▶ _Work request_: When the line containing "- MP2, correlation energy (mHa): -33.6" appears in the data below, begin copying there and stop only after the line containing "- SCS-MP2, correlation energy (mHa): -39.7".

-- Opening Marker --

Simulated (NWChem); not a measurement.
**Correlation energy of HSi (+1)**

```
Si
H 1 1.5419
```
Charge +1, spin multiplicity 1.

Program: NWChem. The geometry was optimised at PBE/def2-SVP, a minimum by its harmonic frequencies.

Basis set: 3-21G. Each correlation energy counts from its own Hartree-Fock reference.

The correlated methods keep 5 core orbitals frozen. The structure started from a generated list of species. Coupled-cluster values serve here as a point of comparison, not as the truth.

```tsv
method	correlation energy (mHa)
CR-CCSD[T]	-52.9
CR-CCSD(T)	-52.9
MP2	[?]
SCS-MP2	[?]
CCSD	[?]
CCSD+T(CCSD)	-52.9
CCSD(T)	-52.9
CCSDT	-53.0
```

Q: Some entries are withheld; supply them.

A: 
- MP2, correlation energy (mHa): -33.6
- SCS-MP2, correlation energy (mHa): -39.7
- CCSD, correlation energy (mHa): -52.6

-- Closing Marker --

▶ _Exercise answer_:
- MP2, correlation energy (mHa): -33.6
- SCS-MP2, correlation energy (mHa): -39.7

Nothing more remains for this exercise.